•••

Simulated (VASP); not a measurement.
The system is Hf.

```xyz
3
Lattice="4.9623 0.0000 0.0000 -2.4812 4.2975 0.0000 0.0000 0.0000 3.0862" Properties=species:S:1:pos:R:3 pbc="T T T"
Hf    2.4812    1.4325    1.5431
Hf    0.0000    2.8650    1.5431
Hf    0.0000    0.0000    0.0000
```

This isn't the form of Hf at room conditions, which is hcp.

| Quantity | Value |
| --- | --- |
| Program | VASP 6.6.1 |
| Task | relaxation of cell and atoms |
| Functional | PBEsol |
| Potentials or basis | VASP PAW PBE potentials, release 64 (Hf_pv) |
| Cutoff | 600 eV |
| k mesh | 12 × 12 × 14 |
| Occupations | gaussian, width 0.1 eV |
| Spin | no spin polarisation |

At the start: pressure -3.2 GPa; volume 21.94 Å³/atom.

•••

Print the whole listing exactly as it is.

Simulated (VASP); not a measurement.
The system is Hf.

```xyz
3
Lattice="4.9623 0.0000 0.0000 -2.4812 4.2975 0.0000 0.0000 0.0000 3.0862" Properties=species:S:1:pos:R:3 pbc="T T T"
Hf    2.4812    1.4325    1.5431
Hf    0.0000    2.8650    1.5431
Hf    0.0000    0.0000    0.0000
```

This isn't the form of Hf at room conditions, which is hcp.

| Quantity | Value |
| --- | --- |
| Program | VASP 6.6.1 |
| Task | relaxation of cell and atoms |
| Functional | PBEsol |
| Potentials or basis | VASP PAW PBE potentials, release 64 (Hf_pv) |
| Cutoff | 600 eV |
| k mesh | 12 × 12 × 14 |
| Occupations | gaussian, width 0.1 eV |
| Spin | no spin polarisation |

At the start: pressure -3.2 GPa; volume 21.94 Å³/atom.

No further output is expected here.